** Opening Study material block **
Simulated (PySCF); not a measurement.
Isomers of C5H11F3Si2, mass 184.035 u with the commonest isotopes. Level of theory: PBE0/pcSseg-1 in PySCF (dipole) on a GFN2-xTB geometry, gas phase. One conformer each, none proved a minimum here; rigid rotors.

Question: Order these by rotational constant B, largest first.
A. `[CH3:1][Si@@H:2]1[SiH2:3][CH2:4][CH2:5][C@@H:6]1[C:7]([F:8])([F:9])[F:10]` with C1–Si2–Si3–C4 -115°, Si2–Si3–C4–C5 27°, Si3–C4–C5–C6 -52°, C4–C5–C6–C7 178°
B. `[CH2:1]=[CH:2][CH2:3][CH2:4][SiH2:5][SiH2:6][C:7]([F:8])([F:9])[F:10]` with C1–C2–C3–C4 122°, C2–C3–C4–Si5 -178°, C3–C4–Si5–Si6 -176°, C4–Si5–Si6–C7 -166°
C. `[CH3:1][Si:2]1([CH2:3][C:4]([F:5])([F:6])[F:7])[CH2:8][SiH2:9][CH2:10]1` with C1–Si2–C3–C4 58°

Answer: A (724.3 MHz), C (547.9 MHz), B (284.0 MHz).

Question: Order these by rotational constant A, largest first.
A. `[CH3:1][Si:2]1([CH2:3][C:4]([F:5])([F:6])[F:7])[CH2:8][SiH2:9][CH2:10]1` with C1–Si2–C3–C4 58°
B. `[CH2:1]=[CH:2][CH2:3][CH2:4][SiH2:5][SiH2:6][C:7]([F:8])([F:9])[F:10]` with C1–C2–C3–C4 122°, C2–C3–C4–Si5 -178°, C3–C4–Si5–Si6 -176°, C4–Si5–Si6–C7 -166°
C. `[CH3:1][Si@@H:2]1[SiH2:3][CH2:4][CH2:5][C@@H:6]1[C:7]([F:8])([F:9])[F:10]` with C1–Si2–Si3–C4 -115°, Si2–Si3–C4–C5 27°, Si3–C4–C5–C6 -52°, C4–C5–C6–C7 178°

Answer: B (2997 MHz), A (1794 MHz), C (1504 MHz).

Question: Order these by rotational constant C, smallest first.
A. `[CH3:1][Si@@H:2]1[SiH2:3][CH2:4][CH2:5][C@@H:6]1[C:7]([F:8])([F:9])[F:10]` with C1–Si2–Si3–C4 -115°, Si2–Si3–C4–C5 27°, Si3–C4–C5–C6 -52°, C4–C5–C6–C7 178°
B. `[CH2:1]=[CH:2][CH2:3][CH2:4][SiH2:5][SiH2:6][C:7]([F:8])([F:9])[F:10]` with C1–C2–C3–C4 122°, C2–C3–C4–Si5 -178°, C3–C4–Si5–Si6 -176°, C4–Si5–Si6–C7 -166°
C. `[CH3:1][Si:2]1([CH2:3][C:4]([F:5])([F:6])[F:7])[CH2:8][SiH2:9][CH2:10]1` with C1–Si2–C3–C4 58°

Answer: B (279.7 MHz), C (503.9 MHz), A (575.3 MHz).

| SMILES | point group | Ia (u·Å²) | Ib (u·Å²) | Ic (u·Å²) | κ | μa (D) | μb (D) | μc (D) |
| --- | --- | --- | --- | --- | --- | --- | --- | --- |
** Closing Study material block **

Assignment >>
Give back precisely the lines above that start at the line containing "Answer: B (279.7" and end at the line containing "μb (D) | μc (D) |", inclusive. No other lines belong in the output.

Exercise solution >>
Answer: B (279.7 MHz), C (503.9 MHz), A (575.3 MHz).

| SMILES | point group | Ia (u·Å²) | Ib (u·Å²) | Ic (u·Å²) | κ | μa (D) | μb (D) | μc (D) |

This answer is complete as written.